Task item: Reproduce, character for character, the entries from their opening line through the line with "The two sets".

Given data:
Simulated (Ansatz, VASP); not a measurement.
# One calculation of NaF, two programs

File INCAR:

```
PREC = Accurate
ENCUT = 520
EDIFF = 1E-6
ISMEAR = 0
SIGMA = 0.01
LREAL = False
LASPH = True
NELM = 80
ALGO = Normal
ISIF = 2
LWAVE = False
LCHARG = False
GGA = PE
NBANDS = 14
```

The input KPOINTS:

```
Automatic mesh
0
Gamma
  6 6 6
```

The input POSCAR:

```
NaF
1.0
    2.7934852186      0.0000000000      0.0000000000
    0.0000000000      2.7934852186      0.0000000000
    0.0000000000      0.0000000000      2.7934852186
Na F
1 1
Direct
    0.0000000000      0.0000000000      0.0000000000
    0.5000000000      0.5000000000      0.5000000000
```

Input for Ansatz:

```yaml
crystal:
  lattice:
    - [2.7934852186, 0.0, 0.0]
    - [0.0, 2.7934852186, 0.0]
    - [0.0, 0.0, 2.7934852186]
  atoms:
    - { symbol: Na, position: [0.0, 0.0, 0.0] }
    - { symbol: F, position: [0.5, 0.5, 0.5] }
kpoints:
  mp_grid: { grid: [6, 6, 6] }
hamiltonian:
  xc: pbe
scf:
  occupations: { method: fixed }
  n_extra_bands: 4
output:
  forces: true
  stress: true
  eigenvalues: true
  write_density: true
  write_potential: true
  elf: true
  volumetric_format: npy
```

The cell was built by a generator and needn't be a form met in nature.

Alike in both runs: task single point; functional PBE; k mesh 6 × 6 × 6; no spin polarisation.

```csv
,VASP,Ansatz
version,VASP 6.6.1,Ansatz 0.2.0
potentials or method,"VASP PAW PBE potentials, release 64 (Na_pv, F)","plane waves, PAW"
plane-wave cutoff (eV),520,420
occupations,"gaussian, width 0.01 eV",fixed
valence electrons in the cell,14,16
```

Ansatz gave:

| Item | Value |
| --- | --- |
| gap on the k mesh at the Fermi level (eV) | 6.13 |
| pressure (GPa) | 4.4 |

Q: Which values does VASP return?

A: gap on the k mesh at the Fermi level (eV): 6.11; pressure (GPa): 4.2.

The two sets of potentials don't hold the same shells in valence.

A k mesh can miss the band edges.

Task answer:
Simulated (Ansatz, VASP); not a measurement.
# One calculation of NaF, two programs

File INCAR:

```
PREC = Accurate
ENCUT = 520
EDIFF = 1E-6
ISMEAR = 0
SIGMA = 0.01
LREAL = False
LASPH = True
NELM = 80
ALGO = Normal
ISIF = 2
LWAVE = False
LCHARG = False
GGA = PE
NBANDS = 14
```

The input KPOINTS:

```
Automatic mesh
0
Gamma
  6 6 6
```

The input POSCAR:

```
NaF
1.0
    2.7934852186      0.0000000000      0.0000000000
    0.0000000000      2.7934852186      0.0000000000
    0.0000000000      0.0000000000      2.7934852186
Na F
1 1
Direct
    0.0000000000      0.0000000000      0.0000000000
    0.5000000000      0.5000000000      0.5000000000
```

Input for Ansatz:

```yaml
crystal:
  lattice:
    - [2.7934852186, 0.0, 0.0]
    - [0.0, 2.7934852186, 0.0]
    - [0.0, 0.0, 2.7934852186]
  atoms:
    - { symbol: Na, position: [0.0, 0.0, 0.0] }
    - { symbol: F, position: [0.5, 0.5, 0.5] }
kpoints:
  mp_grid: { grid: [6, 6, 6] }
hamiltonian:
  xc: pbe
scf:
  occupations: { method: fixed }
  n_extra_bands: 4
output:
  forces: true
  stress: true
  eigenvalues: true
  write_density: true
  write_potential: true
  elf: true
  volumetric_format: npy
```

The cell was built by a generator and needn't be a form met in nature.

Alike in both runs: task single point; functional PBE; k mesh 6 × 6 × 6; no spin polarisation.

```csv
,VASP,Ansatz
version,VASP 6.6.1,Ansatz 0.2.0
potentials or method,"VASP PAW PBE potentials, release 64 (Na_pv, F)","plane waves, PAW"
plane-wave cutoff (eV),520,420
occupations,"gaussian, width 0.01 eV",fixed
valence electrons in the cell,14,16
```

Ansatz gave:

| Item | Value |
| --- | --- |
| gap on the k mesh at the Fermi level (eV) | 6.13 |
| pressure (GPa) | 4.4 |

Q: Which values does VASP return?

A: gap on the k mesh at the Fermi level (eV): 6.11; pressure (GPa): 4.2.

The two sets of potentials don't hold the same shells in valence.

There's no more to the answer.